*** RECORD EXTRACTS ***

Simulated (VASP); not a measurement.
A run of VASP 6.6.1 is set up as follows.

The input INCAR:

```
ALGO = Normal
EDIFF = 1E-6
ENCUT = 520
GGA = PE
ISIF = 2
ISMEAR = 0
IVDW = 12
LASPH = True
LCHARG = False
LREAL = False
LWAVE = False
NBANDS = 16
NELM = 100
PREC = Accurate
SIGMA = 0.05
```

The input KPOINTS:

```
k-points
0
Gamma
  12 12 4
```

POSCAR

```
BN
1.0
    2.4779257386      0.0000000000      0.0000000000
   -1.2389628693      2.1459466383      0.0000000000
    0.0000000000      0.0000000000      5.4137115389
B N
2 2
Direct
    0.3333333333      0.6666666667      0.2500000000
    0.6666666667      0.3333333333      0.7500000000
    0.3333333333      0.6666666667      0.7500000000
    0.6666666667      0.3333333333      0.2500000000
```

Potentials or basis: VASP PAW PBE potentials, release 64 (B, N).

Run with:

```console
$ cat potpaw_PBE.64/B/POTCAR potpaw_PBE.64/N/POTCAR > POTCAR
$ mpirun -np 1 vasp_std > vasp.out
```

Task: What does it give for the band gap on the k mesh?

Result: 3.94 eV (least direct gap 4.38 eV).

*** End of RECORD EXTRACTS ***

__TASK ITEM__.
Nothing may be left out or altered: reproduce the complete listing.

__WORKED SOLUTION__.
Simulated (VASP); not a measurement.
A run of VASP 6.6.1 is set up as follows.

The input INCAR:

```
ALGO = Normal
EDIFF = 1E-6
ENCUT = 520
GGA = PE
ISIF = 2
ISMEAR = 0
IVDW = 12
LASPH = True
LCHARG = False
LREAL = False
LWAVE = False
NBANDS = 16
NELM = 100
PREC = Accurate
SIGMA = 0.05
```

The input KPOINTS:

```
k-points
0
Gamma
  12 12 4
```

POSCAR

```
BN
1.0
    2.4779257386      0.0000000000      0.0000000000
   -1.2389628693      2.1459466383      0.0000000000
    0.0000000000      0.0000000000      5.4137115389
B N
2 2
Direct
    0.3333333333      0.6666666667      0.2500000000
    0.6666666667      0.3333333333      0.7500000000
    0.3333333333      0.6666666667      0.7500000000
    0.6666666667      0.3333333333      0.2500000000
```

Potentials or basis: VASP PAW PBE potentials, release 64 (B, N).

Run with:

```console
$ cat potpaw_PBE.64/B/POTCAR potpaw_PBE.64/N/POTCAR > POTCAR
$ mpirun -np 1 vasp_std > vasp.out
```

Task: What does it give for the band gap on the k mesh?

Result: 3.94 eV (least direct gap 4.38 eV).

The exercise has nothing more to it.